------------------------------------------------------------------------

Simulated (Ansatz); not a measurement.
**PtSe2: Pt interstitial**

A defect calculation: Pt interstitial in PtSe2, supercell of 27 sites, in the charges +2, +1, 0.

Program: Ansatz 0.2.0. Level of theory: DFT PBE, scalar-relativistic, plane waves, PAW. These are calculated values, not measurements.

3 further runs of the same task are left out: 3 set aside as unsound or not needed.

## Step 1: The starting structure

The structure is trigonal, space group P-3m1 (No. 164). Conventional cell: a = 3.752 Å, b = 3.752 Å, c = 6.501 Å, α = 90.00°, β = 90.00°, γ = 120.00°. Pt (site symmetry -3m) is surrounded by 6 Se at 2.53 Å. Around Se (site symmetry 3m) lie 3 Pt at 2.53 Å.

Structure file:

------------------------------------------------------------------------

● **Work request**
Of the entries above, repeat exactly the lines between the line with "## Step 1: The starting structure" and the line with "The structure is", inclusive, and no others.

● **Exercise solution**
## Step 1: The starting structure

The structure is trigonal, space group P-3m1 (No. 164). Conventional cell: a = 3.752 Å, b = 3.752 Å, c = 6.501 Å, α = 90.00°, β = 90.00°, γ = 120.00°. Pt (site symmetry -3m) is surrounded by 6 Se at 2.53 Å. Around Se (site symmetry 3m) lie 3 Pt at 2.53 Å.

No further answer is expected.